**ASSIGNMENT:**
This exercise needs all of the entries set down again, exactly as they read.

**GIVEN DATA:**
---+---

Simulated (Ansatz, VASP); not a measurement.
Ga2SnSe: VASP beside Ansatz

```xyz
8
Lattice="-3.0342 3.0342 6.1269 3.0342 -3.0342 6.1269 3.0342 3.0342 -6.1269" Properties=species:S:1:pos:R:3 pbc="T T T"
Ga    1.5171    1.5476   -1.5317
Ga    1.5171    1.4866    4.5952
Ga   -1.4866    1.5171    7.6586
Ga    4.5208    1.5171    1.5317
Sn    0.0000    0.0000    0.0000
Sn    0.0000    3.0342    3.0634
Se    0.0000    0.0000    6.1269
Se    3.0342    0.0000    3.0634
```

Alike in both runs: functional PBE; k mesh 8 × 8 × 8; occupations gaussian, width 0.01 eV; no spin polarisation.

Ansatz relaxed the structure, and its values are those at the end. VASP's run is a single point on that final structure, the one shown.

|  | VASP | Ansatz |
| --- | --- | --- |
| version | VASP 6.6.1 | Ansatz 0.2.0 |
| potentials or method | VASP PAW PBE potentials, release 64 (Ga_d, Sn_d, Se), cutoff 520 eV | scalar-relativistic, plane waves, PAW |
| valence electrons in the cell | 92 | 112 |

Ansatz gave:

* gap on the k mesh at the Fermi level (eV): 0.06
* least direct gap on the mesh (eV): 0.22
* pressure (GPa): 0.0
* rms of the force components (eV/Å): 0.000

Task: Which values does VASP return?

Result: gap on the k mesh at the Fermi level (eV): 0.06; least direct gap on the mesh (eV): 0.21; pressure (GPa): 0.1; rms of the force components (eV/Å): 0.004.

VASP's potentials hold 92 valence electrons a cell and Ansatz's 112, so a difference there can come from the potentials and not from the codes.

---+---

**WRITTEN RESPONSE:**
Simulated (Ansatz, VASP); not a measurement.
Ga2SnSe: VASP beside Ansatz

```xyz
8
Lattice="-3.0342 3.0342 6.1269 3.0342 -3.0342 6.1269 3.0342 3.0342 -6.1269" Properties=species:S:1:pos:R:3 pbc="T T T"
Ga    1.5171    1.5476   -1.5317
Ga    1.5171    1.4866    4.5952
Ga   -1.4866    1.5171    7.6586
Ga    4.5208    1.5171    1.5317
Sn    0.0000    0.0000    0.0000
Sn    0.0000    3.0342    3.0634
Se    0.0000    0.0000    6.1269
Se    3.0342    0.0000    3.0634
```

Alike in both runs: functional PBE; k mesh 8 × 8 × 8; occupations gaussian, width 0.01 eV; no spin polarisation.

Ansatz relaxed the structure, and its values are those at the end. VASP's run is a single point on that final structure, the one shown.

|  | VASP | Ansatz |
| --- | --- | --- |
| version | VASP 6.6.1 | Ansatz 0.2.0 |
| potentials or method | VASP PAW PBE potentials, release 64 (Ga_d, Sn_d, Se), cutoff 520 eV | scalar-relativistic, plane waves, PAW |
| valence electrons in the cell | 92 | 112 |

Ansatz gave:

* gap on the k mesh at the Fermi level (eV): 0.06
* least direct gap on the mesh (eV): 0.22
* pressure (GPa): 0.0
* rms of the force components (eV/Å): 0.000

Task: Which values does VASP return?

Result: gap on the k mesh at the Fermi level (eV): 0.06; least direct gap on the mesh (eV): 0.21; pressure (GPa): 0.1; rms of the force components (eV/Å): 0.004.

VASP's potentials hold 92 valence electrons a cell and Ansatz's 112, so a difference there can come from the potentials and not from the codes.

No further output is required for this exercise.